Exercise —
Begin at the top of the records and copy each line exactly. The line containing "Q: How do energy" is the last one to include.

Source data —
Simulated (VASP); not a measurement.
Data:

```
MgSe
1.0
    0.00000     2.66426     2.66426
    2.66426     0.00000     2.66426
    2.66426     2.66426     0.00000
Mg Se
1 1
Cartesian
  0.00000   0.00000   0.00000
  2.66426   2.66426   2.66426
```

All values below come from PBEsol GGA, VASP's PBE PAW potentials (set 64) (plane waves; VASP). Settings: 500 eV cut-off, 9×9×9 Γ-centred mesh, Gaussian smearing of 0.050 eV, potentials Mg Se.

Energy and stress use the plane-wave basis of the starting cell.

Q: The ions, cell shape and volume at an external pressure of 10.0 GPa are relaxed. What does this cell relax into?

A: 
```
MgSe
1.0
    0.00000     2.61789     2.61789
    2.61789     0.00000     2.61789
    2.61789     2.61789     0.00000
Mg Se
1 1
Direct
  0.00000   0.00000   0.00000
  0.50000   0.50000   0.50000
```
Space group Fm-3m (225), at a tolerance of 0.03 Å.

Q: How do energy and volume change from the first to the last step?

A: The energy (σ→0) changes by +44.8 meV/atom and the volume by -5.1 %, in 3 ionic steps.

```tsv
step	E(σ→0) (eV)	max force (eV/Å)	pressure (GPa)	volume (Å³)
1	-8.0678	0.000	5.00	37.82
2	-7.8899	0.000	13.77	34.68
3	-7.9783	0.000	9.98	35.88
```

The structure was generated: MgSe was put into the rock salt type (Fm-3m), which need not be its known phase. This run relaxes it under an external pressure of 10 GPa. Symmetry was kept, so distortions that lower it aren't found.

Task result —
Simulated (VASP); not a measurement.
Data:

```
MgSe
1.0
    0.00000     2.66426     2.66426
    2.66426     0.00000     2.66426
    2.66426     2.66426     0.00000
Mg Se
1 1
Cartesian
  0.00000   0.00000   0.00000
  2.66426   2.66426   2.66426
```

All values below come from PBEsol GGA, VASP's PBE PAW potentials (set 64) (plane waves; VASP). Settings: 500 eV cut-off, 9×9×9 Γ-centred mesh, Gaussian smearing of 0.050 eV, potentials Mg Se.

Energy and stress use the plane-wave basis of the starting cell.

Q: The ions, cell shape and volume at an external pressure of 10.0 GPa are relaxed. What does this cell relax into?

A: 
```
MgSe
1.0
    0.00000     2.61789     2.61789
    2.61789     0.00000     2.61789
    2.61789     2.61789     0.00000
Mg Se
1 1
Direct
  0.00000   0.00000   0.00000
  0.50000   0.50000   0.50000
```
Space group Fm-3m (225), at a tolerance of 0.03 Å.

Q: How do energy and volume change from the first to the last step?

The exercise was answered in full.